* [The data]
◆ ◆ ◆

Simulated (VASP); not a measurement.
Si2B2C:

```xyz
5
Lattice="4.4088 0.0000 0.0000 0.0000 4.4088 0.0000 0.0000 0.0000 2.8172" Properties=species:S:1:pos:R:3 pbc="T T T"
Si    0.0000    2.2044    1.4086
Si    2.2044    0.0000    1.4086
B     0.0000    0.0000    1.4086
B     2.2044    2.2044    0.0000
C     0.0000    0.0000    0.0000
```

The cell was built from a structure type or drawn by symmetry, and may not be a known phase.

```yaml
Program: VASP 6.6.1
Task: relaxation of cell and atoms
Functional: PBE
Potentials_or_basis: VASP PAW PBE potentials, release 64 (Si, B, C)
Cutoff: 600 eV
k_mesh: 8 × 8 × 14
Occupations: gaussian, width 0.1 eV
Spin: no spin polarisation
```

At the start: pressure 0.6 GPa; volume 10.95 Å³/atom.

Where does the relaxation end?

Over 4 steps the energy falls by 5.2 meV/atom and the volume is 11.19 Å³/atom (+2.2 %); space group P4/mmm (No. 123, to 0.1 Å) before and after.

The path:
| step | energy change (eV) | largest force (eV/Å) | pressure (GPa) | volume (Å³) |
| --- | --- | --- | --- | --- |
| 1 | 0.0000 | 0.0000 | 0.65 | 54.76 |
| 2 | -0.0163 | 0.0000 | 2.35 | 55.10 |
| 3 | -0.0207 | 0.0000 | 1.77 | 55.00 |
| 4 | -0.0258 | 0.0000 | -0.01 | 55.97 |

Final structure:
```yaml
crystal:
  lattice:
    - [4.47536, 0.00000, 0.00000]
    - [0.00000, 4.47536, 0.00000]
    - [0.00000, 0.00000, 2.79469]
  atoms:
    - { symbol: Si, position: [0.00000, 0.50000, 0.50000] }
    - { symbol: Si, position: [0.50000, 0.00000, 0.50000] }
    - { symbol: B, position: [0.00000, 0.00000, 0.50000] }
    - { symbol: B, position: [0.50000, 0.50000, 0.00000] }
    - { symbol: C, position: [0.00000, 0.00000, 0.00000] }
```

◆ ◆ ◆

The output should be exactly the lines above from the line containing "Over 4 steps" to the line containing "2.35 | 55.10 |", inclusive, with no other lines.

* [Answer section]
Over 4 steps the energy falls by 5.2 meV/atom and the volume is 11.19 Å³/atom (+2.2 %); space group P4/mmm (No. 123, to 0.1 Å) before and after.

The path:
| step | energy change (eV) | largest force (eV/Å) | pressure (GPa) | volume (Å³) |
| --- | --- | --- | --- | --- |
| 1 | 0.0000 | 0.0000 | 0.65 | 54.76 |
| 2 | -0.0163 | 0.0000 | 2.35 | 55.10 |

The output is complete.